_Assigned task_
Search the listing below for the line containing "Wanted: the native". From there through the line containing "The input as", transcribe every line exactly, both ends included.

_Provided material_
········

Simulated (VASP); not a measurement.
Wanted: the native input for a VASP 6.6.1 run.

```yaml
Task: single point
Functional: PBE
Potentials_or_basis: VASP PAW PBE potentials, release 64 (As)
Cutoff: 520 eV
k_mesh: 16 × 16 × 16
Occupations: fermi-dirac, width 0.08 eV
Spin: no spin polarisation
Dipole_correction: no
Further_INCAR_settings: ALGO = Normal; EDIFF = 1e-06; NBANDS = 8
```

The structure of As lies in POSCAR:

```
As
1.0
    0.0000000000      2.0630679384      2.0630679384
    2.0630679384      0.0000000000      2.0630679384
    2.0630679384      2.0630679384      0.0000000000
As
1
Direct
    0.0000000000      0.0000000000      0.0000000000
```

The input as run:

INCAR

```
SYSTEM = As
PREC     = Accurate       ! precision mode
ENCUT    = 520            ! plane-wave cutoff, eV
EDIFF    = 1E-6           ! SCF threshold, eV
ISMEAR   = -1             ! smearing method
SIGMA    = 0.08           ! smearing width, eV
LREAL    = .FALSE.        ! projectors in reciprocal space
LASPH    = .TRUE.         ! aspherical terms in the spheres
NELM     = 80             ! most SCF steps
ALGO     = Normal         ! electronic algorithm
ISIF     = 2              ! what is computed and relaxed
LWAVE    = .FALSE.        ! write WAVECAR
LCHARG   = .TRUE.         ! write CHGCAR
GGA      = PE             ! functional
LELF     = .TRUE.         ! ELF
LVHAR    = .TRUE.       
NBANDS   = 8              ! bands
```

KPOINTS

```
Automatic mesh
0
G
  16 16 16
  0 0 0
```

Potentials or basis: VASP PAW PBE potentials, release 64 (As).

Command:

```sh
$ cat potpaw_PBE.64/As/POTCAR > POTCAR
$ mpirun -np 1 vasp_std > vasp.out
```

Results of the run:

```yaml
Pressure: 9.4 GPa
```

········

_Exercise response_
Wanted: the native input for a VASP 6.6.1 run.

```yaml
Task: single point
Functional: PBE
Potentials_or_basis: VASP PAW PBE potentials, release 64 (As)
Cutoff: 520 eV
k_mesh: 16 × 16 × 16
Occupations: fermi-dirac, width 0.08 eV
Spin: no spin polarisation
Dipole_correction: no
Further_INCAR_settings: ALGO = Normal; EDIFF = 1e-06; NBANDS = 8
```

The structure of As lies in POSCAR:

```
As
1.0
    0.0000000000      2.0630679384      2.0630679384
    2.0630679384      0.0000000000      2.0630679384
    2.0630679384      2.0630679384      0.0000000000
As
1
Direct
    0.0000000000      0.0000000000      0.0000000000
```

The input as run:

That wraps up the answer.